Source material:
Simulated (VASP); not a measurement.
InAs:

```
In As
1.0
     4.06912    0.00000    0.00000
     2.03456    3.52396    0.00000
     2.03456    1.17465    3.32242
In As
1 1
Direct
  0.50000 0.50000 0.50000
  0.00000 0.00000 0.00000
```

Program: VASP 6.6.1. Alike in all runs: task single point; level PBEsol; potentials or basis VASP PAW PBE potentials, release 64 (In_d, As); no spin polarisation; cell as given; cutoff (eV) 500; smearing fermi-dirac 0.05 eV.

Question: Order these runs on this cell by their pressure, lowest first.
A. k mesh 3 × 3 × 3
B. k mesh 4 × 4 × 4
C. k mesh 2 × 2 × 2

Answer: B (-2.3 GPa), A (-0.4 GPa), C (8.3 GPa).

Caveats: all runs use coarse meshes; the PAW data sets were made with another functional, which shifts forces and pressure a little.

Brief:
From the listing above, return the lines starting at the one with "Program: VASP 6.6.1." and ending at the one with "Answer: B (-2.3", both kept, exactly as they appear and nothing more.

Task output:
Program: VASP 6.6.1. Alike in all runs: task single point; level PBEsol; potentials or basis VASP PAW PBE potentials, release 64 (In_d, As); no spin polarisation; cell as given; cutoff (eV) 500; smearing fermi-dirac 0.05 eV.

Question: Order these runs on this cell by their pressure, lowest first.
A. k mesh 3 × 3 × 3
B. k mesh 4 × 4 × 4
C. k mesh 2 × 2 × 2

Answer: B (-2.3 GPa), A (-0.4 GPa), C (8.3 GPa).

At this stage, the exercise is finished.